- [Requirement] The answer should contain all of the data, retyped without any alteration.

- [Source material]
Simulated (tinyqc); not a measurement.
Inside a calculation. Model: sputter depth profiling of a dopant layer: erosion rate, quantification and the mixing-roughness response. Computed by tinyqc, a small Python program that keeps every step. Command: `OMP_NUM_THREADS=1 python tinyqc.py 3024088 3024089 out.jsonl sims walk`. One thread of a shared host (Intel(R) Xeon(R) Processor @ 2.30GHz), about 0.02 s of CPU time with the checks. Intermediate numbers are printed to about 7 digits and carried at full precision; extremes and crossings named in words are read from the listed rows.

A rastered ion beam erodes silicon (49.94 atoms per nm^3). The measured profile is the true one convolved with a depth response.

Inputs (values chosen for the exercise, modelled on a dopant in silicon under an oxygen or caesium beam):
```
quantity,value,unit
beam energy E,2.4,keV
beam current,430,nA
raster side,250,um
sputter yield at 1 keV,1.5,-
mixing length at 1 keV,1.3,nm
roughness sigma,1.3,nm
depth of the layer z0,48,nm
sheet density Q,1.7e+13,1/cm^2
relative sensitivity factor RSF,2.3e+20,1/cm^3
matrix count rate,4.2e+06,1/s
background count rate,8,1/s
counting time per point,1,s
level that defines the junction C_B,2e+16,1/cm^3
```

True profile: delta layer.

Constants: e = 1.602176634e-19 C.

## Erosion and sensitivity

- [Answer space]
Simulated (tinyqc); not a measurement.
Inside a calculation. Model: sputter depth profiling of a dopant layer: erosion rate, quantification and the mixing-roughness response. Computed by tinyqc, a small Python program that keeps every step. Command: `OMP_NUM_THREADS=1 python tinyqc.py 3024088 3024089 out.jsonl sims walk`. One thread of a shared host (Intel(R) Xeon(R) Processor @ 2.30GHz), about 0.02 s of CPU time with the checks. Intermediate numbers are printed to about 7 digits and carried at full precision; extremes and crossings named in words are read from the listed rows.

A rastered ion beam erodes silicon (49.94 atoms per nm^3). The measured profile is the true one convolved with a depth response.

Inputs (values chosen for the exercise, modelled on a dopant in silicon under an oxygen or caesium beam):
```
quantity,value,unit
beam energy E,2.4,keV
beam current,430,nA
raster side,250,um
sputter yield at 1 keV,1.5,-
mixing length at 1 keV,1.3,nm
roughness sigma,1.3,nm
depth of the layer z0,48,nm
sheet density Q,1.7e+13,1/cm^2
relative sensitivity factor RSF,2.3e+20,1/cm^3
matrix count rate,4.2e+06,1/s
background count rate,8,1/s
counting time per point,1,s
level that defines the junction C_B,2e+16,1/cm^3
```

True profile: delta layer.

Constants: e = 1.602176634e-19 C.

## Erosion and sensitivity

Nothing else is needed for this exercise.